Task item →
Would you please repeat the data exactly as given?

(Beginning of Extracted data)

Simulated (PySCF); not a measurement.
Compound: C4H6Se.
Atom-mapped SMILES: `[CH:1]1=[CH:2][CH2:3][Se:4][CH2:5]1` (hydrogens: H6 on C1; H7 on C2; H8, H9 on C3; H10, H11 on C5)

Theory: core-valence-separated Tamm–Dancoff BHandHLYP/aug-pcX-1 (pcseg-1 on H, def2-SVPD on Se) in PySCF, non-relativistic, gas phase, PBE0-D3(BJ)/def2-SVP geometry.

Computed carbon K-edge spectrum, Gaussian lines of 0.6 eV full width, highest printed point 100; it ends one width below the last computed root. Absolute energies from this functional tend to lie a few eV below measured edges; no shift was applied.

(End of Extracted data)

Written response →
Simulated (PySCF); not a measurement.
Compound: C4H6Se.
Atom-mapped SMILES: `[CH:1]1=[CH:2][CH2:3][Se:4][CH2:5]1` (hydrogens: H6 on C1; H7 on C2; H8, H9 on C3; H10, H11 on C5)

Theory: core-valence-separated Tamm–Dancoff BHandHLYP/aug-pcX-1 (pcseg-1 on H, def2-SVPD on Se) in PySCF, non-relativistic, gas phase, PBE0-D3(BJ)/def2-SVP geometry.

Computed carbon K-edge spectrum, Gaussian lines of 0.6 eV full width, highest printed point 100; it ends one width below the last computed root. Absolute energies from this functional tend to lie a few eV below measured edges; no shift was applied.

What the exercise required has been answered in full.